··· Data records

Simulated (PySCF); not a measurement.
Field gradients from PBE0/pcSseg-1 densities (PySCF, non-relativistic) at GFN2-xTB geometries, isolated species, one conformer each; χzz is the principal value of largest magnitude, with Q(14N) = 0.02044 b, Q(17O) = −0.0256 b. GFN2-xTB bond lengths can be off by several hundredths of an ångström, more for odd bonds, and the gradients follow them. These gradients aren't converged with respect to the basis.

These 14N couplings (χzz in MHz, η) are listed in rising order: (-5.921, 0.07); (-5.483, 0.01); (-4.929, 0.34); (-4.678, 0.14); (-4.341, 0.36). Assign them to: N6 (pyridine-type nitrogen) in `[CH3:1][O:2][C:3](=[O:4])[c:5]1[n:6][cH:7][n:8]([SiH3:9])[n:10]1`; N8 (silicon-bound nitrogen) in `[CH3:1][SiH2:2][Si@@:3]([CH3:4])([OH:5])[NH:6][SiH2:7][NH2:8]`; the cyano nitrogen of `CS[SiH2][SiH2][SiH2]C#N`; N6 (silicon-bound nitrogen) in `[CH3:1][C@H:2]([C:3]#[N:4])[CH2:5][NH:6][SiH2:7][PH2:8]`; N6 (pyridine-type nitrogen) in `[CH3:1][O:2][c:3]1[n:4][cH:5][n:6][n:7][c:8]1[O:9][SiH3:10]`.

······

■ Requirement
Would you copy out each record precisely as it stands?

■ Written solution
Simulated (PySCF); not a measurement.
Field gradients from PBE0/pcSseg-1 densities (PySCF, non-relativistic) at GFN2-xTB geometries, isolated species, one conformer each; χzz is the principal value of largest magnitude, with Q(14N) = 0.02044 b, Q(17O) = −0.0256 b. GFN2-xTB bond lengths can be off by several hundredths of an ångström, more for odd bonds, and the gradients follow them. These gradients aren't converged with respect to the basis.

These 14N couplings (χzz in MHz, η) are listed in rising order: (-5.921, 0.07); (-5.483, 0.01); (-4.929, 0.34); (-4.678, 0.14); (-4.341, 0.36). Assign them to: N6 (pyridine-type nitrogen) in `[CH3:1][O:2][C:3](=[O:4])[c:5]1[n:6][cH:7][n:8]([SiH3:9])[n:10]1`; N8 (silicon-bound nitrogen) in `[CH3:1][SiH2:2][Si@@:3]([CH3:4])([OH:5])[NH:6][SiH2:7][NH2:8]`; the cyano nitrogen of `CS[SiH2][SiH2][SiH2]C#N`; N6 (silicon-bound nitrogen) in `[CH3:1][C@H:2]([C:3]#[N:4])[CH2:5][NH:6][SiH2:7][PH2:8]`; N6 (pyridine-type nitrogen) in `[CH3:1][O:2][c:3]1[n:4][cH:5][n:6][n:7][c:8]1[O:9][SiH3:10]`.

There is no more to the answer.